• ACTIVITY:
The answer must be an exact restatement of all the data.

★ ★ ★ ★
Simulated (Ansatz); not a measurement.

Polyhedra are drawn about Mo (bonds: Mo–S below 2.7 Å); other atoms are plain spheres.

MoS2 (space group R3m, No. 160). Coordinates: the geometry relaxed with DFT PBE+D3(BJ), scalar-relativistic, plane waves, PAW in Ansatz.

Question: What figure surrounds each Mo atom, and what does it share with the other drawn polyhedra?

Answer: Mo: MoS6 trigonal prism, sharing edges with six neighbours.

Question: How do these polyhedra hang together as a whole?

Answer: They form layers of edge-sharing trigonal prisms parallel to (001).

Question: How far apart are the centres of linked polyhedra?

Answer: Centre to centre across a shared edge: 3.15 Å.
★ ★ ★ ★

• EXERCISE ANSWER:
Simulated (Ansatz); not a measurement.

Polyhedra are drawn about Mo (bonds: Mo–S below 2.7 Å); other atoms are plain spheres.

MoS2 (space group R3m, No. 160). Coordinates: the geometry relaxed with DFT PBE+D3(BJ), scalar-relativistic, plane waves, PAW in Ansatz.

Question: What figure surrounds each Mo atom, and what does it share with the other drawn polyhedra?

Answer: Mo: MoS6 trigonal prism, sharing edges with six neighbours.

Question: How do these polyhedra hang together as a whole?

Answer: They form layers of edge-sharing trigonal prisms parallel to (001).

Question: How far apart are the centres of linked polyhedra?

Answer: Centre to centre across a shared edge: 3.15 Å.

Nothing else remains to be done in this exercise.